• **Stored data**:
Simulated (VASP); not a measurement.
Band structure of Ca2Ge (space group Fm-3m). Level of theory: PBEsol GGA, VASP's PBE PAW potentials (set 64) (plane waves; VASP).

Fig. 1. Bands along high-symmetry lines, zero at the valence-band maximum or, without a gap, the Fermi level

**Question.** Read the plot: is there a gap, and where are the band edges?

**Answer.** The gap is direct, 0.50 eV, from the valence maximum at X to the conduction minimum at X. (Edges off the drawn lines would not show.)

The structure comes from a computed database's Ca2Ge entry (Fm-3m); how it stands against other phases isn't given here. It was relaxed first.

• **Work instruction**:
Your answer must consist solely of the lines from the top of the entries above through the line containing "would not show.)", copied exactly, both ends included.

• **Problem solution**:
Simulated (VASP); not a measurement.
Band structure of Ca2Ge (space group Fm-3m). Level of theory: PBEsol GGA, VASP's PBE PAW potentials (set 64) (plane waves; VASP).

Fig. 1. Bands along high-symmetry lines, zero at the valence-band maximum or, without a gap, the Fermi level

**Question.** Read the plot: is there a gap, and where are the band edges?

**Answer.** The gap is direct, 0.50 eV, from the valence maximum at X to the conduction minimum at X. (Edges off the drawn lines would not show.)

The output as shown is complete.